_Work instruction_:
Word for word, restate the entries that follow.

□ □ □ □ □

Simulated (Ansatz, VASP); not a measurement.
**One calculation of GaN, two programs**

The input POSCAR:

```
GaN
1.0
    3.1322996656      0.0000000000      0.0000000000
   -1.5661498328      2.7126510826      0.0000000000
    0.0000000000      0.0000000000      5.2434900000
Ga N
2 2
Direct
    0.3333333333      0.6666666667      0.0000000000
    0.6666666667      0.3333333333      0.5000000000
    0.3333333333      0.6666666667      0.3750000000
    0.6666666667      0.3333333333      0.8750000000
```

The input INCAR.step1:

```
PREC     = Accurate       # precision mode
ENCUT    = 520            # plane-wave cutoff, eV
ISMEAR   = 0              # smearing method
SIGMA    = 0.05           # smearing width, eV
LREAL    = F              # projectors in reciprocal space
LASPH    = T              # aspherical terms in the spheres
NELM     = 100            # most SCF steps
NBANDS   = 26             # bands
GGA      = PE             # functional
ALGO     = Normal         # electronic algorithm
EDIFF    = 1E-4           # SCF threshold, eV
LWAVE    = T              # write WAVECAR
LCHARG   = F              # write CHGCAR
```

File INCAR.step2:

□ □ □ □ □

_Expected answer_:
Simulated (Ansatz, VASP); not a measurement.
**One calculation of GaN, two programs**

The input POSCAR:

```
GaN
1.0
    3.1322996656      0.0000000000      0.0000000000
   -1.5661498328      2.7126510826      0.0000000000
    0.0000000000      0.0000000000      5.2434900000
Ga N
2 2
Direct
    0.3333333333      0.6666666667      0.0000000000
    0.6666666667      0.3333333333      0.5000000000
    0.3333333333      0.6666666667      0.3750000000
    0.6666666667      0.3333333333      0.8750000000
```

The input INCAR.step1:

```
PREC     = Accurate       # precision mode
ENCUT    = 520            # plane-wave cutoff, eV
ISMEAR   = 0              # smearing method
SIGMA    = 0.05           # smearing width, eV
LREAL    = F              # projectors in reciprocal space
LASPH    = T              # aspherical terms in the spheres
NELM     = 100            # most SCF steps
NBANDS   = 26             # bands
GGA      = PE             # functional
ALGO     = Normal         # electronic algorithm
EDIFF    = 1E-4           # SCF threshold, eV
LWAVE    = T              # write WAVECAR
LCHARG   = F              # write CHGCAR
```

File INCAR.step2:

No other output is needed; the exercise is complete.